→ WORK INSTRUCTION
Give back exactly the stretch of data below from the line holding "The electronic properties" through the line holding "Question: What is", both ends included, and leave the remaining lines out.

--- START ---
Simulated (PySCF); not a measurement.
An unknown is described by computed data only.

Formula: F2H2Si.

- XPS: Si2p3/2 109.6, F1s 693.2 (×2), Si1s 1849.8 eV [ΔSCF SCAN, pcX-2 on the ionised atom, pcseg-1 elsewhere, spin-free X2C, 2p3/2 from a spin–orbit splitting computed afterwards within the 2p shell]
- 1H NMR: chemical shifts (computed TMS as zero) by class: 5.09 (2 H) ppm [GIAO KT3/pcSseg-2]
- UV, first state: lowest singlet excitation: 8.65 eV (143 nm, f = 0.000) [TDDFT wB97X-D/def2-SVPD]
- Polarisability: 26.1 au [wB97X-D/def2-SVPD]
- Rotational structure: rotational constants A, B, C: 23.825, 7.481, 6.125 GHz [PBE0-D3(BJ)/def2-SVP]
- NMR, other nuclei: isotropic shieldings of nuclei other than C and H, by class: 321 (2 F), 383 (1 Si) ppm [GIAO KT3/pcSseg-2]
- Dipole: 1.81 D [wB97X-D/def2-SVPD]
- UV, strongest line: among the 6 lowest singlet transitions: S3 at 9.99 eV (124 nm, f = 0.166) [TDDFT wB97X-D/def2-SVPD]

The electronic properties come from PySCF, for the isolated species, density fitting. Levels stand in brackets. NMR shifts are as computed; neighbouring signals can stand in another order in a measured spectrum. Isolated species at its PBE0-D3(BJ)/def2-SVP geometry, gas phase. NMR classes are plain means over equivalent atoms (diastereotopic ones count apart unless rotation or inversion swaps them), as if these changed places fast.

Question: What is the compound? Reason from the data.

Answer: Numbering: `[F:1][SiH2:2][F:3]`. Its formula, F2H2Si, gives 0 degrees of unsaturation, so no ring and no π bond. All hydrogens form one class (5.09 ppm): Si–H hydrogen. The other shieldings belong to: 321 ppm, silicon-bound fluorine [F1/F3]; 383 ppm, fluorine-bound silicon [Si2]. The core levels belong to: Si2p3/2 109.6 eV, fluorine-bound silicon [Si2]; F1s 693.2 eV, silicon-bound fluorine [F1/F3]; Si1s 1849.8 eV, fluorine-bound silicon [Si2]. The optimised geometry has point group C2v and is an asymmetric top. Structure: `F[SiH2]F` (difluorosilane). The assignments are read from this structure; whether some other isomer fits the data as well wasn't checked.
--- END ---

→ RESULT
The electronic properties come from PySCF, for the isolated species, density fitting. Levels stand in brackets. NMR shifts are as computed; neighbouring signals can stand in another order in a measured spectrum. Isolated species at its PBE0-D3(BJ)/def2-SVP geometry, gas phase. NMR classes are plain means over equivalent atoms (diastereotopic ones count apart unless rotation or inversion swaps them), as if these changed places fast.

Question: What is the compound? Reason from the data.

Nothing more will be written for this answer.